■ WORK TASK:
Write out exactly the lines of the entries below from the one holding "## (2) Start: [Kr] 5s(up 1, down 1)" to the one holding "## (3) 0.25 electron removed from 5s", inclusive, and leave out all other lines.

■ STUDY MATERIAL:
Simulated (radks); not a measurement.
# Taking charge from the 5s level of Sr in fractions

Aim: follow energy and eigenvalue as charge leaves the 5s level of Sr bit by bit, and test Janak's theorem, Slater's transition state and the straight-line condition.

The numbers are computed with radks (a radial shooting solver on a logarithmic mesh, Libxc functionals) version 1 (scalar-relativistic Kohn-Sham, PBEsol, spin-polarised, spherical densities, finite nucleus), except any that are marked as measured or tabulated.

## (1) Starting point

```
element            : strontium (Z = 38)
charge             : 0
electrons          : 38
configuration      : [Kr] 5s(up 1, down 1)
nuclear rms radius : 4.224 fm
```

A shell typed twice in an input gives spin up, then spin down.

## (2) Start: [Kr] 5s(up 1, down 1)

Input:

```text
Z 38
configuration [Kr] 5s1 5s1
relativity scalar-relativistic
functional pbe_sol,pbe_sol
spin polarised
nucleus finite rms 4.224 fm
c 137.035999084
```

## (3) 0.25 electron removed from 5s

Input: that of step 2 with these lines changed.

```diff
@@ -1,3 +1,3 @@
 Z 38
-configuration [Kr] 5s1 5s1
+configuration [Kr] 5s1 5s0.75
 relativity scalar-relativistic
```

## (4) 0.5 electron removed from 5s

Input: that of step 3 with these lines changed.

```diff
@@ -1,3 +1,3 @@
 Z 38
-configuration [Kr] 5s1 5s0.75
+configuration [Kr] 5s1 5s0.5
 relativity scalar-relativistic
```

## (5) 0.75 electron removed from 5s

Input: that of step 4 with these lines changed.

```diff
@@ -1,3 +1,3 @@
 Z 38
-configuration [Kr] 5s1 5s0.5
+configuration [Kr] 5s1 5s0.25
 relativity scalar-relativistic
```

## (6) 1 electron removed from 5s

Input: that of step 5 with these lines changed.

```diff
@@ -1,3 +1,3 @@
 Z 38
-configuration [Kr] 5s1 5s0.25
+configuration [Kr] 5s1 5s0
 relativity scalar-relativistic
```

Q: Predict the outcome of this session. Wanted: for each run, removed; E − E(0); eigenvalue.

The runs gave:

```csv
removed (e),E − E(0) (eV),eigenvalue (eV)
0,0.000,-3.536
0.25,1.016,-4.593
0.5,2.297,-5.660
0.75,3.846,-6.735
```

■ EXERCISE OUTPUT:
## (2) Start: [Kr] 5s(up 1, down 1)

Input:

```text
Z 38
configuration [Kr] 5s1 5s1
relativity scalar-relativistic
functional pbe_sol,pbe_sol
spin polarised
nucleus finite rms 4.224 fm
c 137.035999084
```

## (3) 0.25 electron removed from 5s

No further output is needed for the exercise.